→ **Source material**
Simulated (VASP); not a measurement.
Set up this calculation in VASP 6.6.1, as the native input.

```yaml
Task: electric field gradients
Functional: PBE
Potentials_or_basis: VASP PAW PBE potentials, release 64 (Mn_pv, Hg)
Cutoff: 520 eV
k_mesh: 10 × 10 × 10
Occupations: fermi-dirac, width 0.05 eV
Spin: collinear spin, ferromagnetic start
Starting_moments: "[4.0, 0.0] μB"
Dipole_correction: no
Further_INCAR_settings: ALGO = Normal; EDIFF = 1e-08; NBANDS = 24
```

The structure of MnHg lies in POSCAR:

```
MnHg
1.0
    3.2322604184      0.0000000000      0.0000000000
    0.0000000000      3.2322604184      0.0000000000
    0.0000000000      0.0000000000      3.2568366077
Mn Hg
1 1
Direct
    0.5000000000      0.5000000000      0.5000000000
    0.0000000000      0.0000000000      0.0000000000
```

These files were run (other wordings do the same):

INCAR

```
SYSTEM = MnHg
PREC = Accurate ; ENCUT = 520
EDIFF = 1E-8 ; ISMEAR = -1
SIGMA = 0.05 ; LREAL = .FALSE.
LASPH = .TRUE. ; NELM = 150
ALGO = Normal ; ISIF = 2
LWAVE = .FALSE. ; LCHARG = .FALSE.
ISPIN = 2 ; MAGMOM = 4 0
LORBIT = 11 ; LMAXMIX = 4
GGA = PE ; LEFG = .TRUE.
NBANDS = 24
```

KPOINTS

→ **Exercise**
Return every line above exactly as it stands.

→ **Written reply**
Simulated (VASP); not a measurement.
Set up this calculation in VASP 6.6.1, as the native input.

```yaml
Task: electric field gradients
Functional: PBE
Potentials_or_basis: VASP PAW PBE potentials, release 64 (Mn_pv, Hg)
Cutoff: 520 eV
k_mesh: 10 × 10 × 10
Occupations: fermi-dirac, width 0.05 eV
Spin: collinear spin, ferromagnetic start
Starting_moments: "[4.0, 0.0] μB"
Dipole_correction: no
Further_INCAR_settings: ALGO = Normal; EDIFF = 1e-08; NBANDS = 24
```

The structure of MnHg lies in POSCAR:

```
MnHg
1.0
    3.2322604184      0.0000000000      0.0000000000
    0.0000000000      3.2322604184      0.0000000000
    0.0000000000      0.0000000000      3.2568366077
Mn Hg
1 1
Direct
    0.5000000000      0.5000000000      0.5000000000
    0.0000000000      0.0000000000      0.0000000000
```

These files were run (other wordings do the same):

INCAR

```
SYSTEM = MnHg
PREC = Accurate ; ENCUT = 520
EDIFF = 1E-8 ; ISMEAR = -1
SIGMA = 0.05 ; LREAL = .FALSE.
LASPH = .TRUE. ; NELM = 150
ALGO = Normal ; ISIF = 2
LWAVE = .FALSE. ; LCHARG = .FALSE.
ISPIN = 2 ; MAGMOM = 4 0
LORBIT = 11 ; LMAXMIX = 4
GGA = PE ; LEFG = .TRUE.
NBANDS = 24
```

KPOINTS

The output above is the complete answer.